■ Requirement: Print the listing below from its opening line through the line holding "it be trusted?", both ends included.

((

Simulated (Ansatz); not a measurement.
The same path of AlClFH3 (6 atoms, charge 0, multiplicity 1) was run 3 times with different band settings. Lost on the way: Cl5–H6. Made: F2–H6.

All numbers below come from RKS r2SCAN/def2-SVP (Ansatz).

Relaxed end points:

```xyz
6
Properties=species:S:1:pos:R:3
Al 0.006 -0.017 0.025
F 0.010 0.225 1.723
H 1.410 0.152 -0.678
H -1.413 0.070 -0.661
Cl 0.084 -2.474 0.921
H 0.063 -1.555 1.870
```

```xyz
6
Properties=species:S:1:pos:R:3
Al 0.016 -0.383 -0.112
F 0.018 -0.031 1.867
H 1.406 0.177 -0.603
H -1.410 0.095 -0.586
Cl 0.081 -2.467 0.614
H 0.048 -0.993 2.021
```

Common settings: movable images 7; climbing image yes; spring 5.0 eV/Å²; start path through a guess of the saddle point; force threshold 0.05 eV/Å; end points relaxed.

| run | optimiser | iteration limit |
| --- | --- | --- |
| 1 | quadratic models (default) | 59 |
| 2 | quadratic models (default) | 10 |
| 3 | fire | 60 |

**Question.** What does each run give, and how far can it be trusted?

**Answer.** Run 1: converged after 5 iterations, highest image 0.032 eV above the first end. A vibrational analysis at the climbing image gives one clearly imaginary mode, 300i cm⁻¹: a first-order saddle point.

))

■ Worked solution:
Simulated (Ansatz); not a measurement.
The same path of AlClFH3 (6 atoms, charge 0, multiplicity 1) was run 3 times with different band settings. Lost on the way: Cl5–H6. Made: F2–H6.

All numbers below come from RKS r2SCAN/def2-SVP (Ansatz).

Relaxed end points:

```xyz
6
Properties=species:S:1:pos:R:3
Al 0.006 -0.017 0.025
F 0.010 0.225 1.723
H 1.410 0.152 -0.678
H -1.413 0.070 -0.661
Cl 0.084 -2.474 0.921
H 0.063 -1.555 1.870
```

```xyz
6
Properties=species:S:1:pos:R:3
Al 0.016 -0.383 -0.112
F 0.018 -0.031 1.867
H 1.406 0.177 -0.603
H -1.410 0.095 -0.586
Cl 0.081 -2.467 0.614
H 0.048 -0.993 2.021
```

Common settings: movable images 7; climbing image yes; spring 5.0 eV/Å²; start path through a guess of the saddle point; force threshold 0.05 eV/Å; end points relaxed.

| run | optimiser | iteration limit |
| --- | --- | --- |
| 1 | quadratic models (default) | 59 |
| 2 | quadratic models (default) | 10 |
| 3 | fire | 60 |

**Question.** What does each run give, and how far can it be trusted?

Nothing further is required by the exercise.